## INFORMATION
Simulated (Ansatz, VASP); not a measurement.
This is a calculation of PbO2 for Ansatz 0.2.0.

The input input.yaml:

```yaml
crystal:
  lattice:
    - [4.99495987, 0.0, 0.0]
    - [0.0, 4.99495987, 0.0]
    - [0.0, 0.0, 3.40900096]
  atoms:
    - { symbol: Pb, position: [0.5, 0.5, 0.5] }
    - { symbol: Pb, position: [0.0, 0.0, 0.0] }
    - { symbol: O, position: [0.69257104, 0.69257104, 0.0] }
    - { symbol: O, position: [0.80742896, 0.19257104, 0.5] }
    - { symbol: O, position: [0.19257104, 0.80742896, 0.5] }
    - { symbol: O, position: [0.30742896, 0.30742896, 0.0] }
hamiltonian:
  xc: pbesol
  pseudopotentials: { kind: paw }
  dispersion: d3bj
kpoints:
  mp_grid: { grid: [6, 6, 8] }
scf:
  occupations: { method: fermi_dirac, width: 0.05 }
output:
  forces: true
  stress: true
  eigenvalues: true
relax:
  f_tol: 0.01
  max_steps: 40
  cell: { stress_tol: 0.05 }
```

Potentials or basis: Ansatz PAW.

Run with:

## ASSIGNED TASK
With no line skipped, copy the entries exactly as written.

## SOLUTION
Simulated (Ansatz, VASP); not a measurement.
This is a calculation of PbO2 for Ansatz 0.2.0.

The input input.yaml:

```yaml
crystal:
  lattice:
    - [4.99495987, 0.0, 0.0]
    - [0.0, 4.99495987, 0.0]
    - [0.0, 0.0, 3.40900096]
  atoms:
    - { symbol: Pb, position: [0.5, 0.5, 0.5] }
    - { symbol: Pb, position: [0.0, 0.0, 0.0] }
    - { symbol: O, position: [0.69257104, 0.69257104, 0.0] }
    - { symbol: O, position: [0.80742896, 0.19257104, 0.5] }
    - { symbol: O, position: [0.19257104, 0.80742896, 0.5] }
    - { symbol: O, position: [0.30742896, 0.30742896, 0.0] }
hamiltonian:
  xc: pbesol
  pseudopotentials: { kind: paw }
  dispersion: d3bj
kpoints:
  mp_grid: { grid: [6, 6, 8] }
scf:
  occupations: { method: fermi_dirac, width: 0.05 }
output:
  forces: true
  stress: true
  eigenvalues: true
relax:
  f_tol: 0.01
  max_steps: 40
  cell: { stress_tol: 0.05 }
```

Potentials or basis: Ansatz PAW.

Run with:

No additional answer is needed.